_Exercise data_
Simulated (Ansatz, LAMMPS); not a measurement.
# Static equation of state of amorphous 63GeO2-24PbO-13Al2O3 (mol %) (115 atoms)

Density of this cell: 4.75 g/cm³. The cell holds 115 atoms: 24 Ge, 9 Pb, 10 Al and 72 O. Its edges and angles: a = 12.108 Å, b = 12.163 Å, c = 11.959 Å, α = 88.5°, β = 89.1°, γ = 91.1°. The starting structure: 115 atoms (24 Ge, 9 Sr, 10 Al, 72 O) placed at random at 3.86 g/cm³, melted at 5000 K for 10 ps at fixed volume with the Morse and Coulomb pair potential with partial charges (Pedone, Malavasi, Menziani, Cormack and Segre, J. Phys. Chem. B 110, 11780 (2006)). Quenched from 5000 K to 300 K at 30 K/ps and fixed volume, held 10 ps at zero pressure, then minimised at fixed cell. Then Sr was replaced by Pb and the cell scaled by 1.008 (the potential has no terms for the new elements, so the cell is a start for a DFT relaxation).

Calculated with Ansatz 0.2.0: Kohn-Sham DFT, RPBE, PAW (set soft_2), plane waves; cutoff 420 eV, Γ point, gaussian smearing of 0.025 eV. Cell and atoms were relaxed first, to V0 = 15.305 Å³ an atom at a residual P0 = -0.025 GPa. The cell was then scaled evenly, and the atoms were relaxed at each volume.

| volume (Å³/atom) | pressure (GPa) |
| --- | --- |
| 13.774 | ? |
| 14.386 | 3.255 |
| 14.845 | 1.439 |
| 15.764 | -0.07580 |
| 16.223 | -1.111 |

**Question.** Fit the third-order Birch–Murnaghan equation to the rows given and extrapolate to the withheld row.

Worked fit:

_Work order_
With the first line of the records as the start and the line holding "the withheld row." as the end, please copy exactly those lines and no others.

_Result_
Simulated (Ansatz, LAMMPS); not a measurement.
# Static equation of state of amorphous 63GeO2-24PbO-13Al2O3 (mol %) (115 atoms)

Density of this cell: 4.75 g/cm³. The cell holds 115 atoms: 24 Ge, 9 Pb, 10 Al and 72 O. Its edges and angles: a = 12.108 Å, b = 12.163 Å, c = 11.959 Å, α = 88.5°, β = 89.1°, γ = 91.1°. The starting structure: 115 atoms (24 Ge, 9 Sr, 10 Al, 72 O) placed at random at 3.86 g/cm³, melted at 5000 K for 10 ps at fixed volume with the Morse and Coulomb pair potential with partial charges (Pedone, Malavasi, Menziani, Cormack and Segre, J. Phys. Chem. B 110, 11780 (2006)). Quenched from 5000 K to 300 K at 30 K/ps and fixed volume, held 10 ps at zero pressure, then minimised at fixed cell. Then Sr was replaced by Pb and the cell scaled by 1.008 (the potential has no terms for the new elements, so the cell is a start for a DFT relaxation).

Calculated with Ansatz 0.2.0: Kohn-Sham DFT, RPBE, PAW (set soft_2), plane waves; cutoff 420 eV, Γ point, gaussian smearing of 0.025 eV. Cell and atoms were relaxed first, to V0 = 15.305 Å³ an atom at a residual P0 = -0.025 GPa. The cell was then scaled evenly, and the atoms were relaxed at each volume.

| volume (Å³/atom) | pressure (GPa) |
| --- | --- |
| 13.774 | ? |
| 14.386 | 3.255 |
| 14.845 | 1.439 |
| 15.764 | -0.07580 |
| 16.223 | -1.111 |

**Question.** Fit the third-order Birch–Murnaghan equation to the rows given and extrapolate to the withheld row.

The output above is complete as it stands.